■ Assigned task
The reply must return each line of the data exactly.

Start of Given data

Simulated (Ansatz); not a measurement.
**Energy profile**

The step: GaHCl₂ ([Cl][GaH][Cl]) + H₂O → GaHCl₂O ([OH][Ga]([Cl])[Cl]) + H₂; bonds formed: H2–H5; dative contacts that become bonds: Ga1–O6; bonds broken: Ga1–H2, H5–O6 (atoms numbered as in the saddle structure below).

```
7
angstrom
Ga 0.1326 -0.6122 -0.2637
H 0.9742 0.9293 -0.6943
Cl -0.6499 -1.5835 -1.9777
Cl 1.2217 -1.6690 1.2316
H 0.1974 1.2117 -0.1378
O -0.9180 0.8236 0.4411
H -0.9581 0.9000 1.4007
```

End of Given data

■ Exercise solution
Simulated (Ansatz); not a measurement.
**Energy profile**

The step: GaHCl₂ ([Cl][GaH][Cl]) + H₂O → GaHCl₂O ([OH][Ga]([Cl])[Cl]) + H₂; bonds formed: H2–H5; dative contacts that become bonds: Ga1–O6; bonds broken: Ga1–H2, H5–O6 (atoms numbered as in the saddle structure below).

```
7
angstrom
Ga 0.1326 -0.6122 -0.2637
H 0.9742 0.9293 -0.6943
Cl -0.6499 -1.5835 -1.9777
Cl 1.2217 -1.6690 1.2316
H 0.1974 1.2117 -0.1378
O -0.9180 0.8236 0.4411
H -0.9581 0.9000 1.4007
```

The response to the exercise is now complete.